_EXCERPTED DATA_
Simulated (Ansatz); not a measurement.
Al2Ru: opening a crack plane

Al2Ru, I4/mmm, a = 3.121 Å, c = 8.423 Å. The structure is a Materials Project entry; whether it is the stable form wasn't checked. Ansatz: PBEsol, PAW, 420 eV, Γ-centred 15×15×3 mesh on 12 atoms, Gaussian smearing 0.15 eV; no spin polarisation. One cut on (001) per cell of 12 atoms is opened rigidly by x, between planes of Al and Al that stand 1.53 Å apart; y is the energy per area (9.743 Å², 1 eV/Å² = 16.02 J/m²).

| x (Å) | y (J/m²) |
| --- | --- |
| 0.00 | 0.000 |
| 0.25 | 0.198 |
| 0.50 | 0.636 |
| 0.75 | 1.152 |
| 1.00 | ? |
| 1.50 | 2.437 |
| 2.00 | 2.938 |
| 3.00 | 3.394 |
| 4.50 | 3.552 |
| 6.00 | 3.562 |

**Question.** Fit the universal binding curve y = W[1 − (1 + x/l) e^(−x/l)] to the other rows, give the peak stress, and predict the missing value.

_ACTIVITY_
Set the records above down again, exactly as they read.

_WRITTEN REPLY_
Simulated (Ansatz); not a measurement.
Al2Ru: opening a crack plane

Al2Ru, I4/mmm, a = 3.121 Å, c = 8.423 Å. The structure is a Materials Project entry; whether it is the stable form wasn't checked. Ansatz: PBEsol, PAW, 420 eV, Γ-centred 15×15×3 mesh on 12 atoms, Gaussian smearing 0.15 eV; no spin polarisation. One cut on (001) per cell of 12 atoms is opened rigidly by x, between planes of Al and Al that stand 1.53 Å apart; y is the energy per area (9.743 Å², 1 eV/Å² = 16.02 J/m²).

| x (Å) | y (J/m²) |
| --- | --- |
| 0.00 | 0.000 |
| 0.25 | 0.198 |
| 0.50 | 0.636 |
| 0.75 | 1.152 |
| 1.00 | ? |
| 1.50 | 2.437 |
| 2.00 | 2.938 |
| 3.00 | 3.394 |
| 4.50 | 3.552 |
| 6.00 | 3.562 |

**Question.** Fit the universal binding curve y = W[1 − (1 + x/l) e^(−x/l)] to the other rows, give the peak stress, and predict the missing value.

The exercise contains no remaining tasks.